▶ [LISTED ENTRIES]
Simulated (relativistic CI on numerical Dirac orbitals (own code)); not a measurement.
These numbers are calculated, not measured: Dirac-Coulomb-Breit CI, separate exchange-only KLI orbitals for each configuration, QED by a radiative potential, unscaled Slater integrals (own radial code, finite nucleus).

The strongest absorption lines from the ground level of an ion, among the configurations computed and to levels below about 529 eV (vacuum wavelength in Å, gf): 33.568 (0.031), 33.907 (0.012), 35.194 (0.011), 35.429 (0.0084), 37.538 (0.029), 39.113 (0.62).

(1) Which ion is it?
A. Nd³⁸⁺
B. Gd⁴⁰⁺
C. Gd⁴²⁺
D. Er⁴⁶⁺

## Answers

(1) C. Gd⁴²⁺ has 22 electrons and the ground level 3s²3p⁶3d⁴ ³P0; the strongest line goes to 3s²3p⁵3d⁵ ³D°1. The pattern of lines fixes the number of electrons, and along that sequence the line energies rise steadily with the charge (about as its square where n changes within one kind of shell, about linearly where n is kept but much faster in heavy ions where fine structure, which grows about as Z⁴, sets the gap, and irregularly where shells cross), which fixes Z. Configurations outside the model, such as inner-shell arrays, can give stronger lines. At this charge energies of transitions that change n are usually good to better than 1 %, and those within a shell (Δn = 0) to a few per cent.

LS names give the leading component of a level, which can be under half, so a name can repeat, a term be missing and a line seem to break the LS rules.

▶ [WORK REQUEST] When the line with "(1) Which ion is it?" is reached in the data above, start copying there, and copy each line exactly until the line with "(1) C. Gd⁴²⁺" has been copied; copy nothing else.

▶ [EXERCISE RESPONSE]
(1) Which ion is it?
A. Nd³⁸⁺
B. Gd⁴⁰⁺
C. Gd⁴²⁺
D. Er⁴⁶⁺

## Answers

(1) C. Gd⁴²⁺ has 22 electrons and the ground level 3s²3p⁶3d⁴ ³P0; the strongest line goes to 3s²3p⁵3d⁵ ³D°1. The pattern of lines fixes the number of electrons, and along that sequence the line energies rise steadily with the charge (about as its square where n changes within one kind of shell, about linearly where n is kept but much faster in heavy ions where fine structure, which grows about as Z⁴, sets the gap, and irregularly where shells cross), which fixes Z. Configurations outside the model, such as inner-shell arrays, can give stronger lines. At this charge energies of transitions that change n are usually good to better than 1 %, and those within a shell (Δn = 0) to a few per cent.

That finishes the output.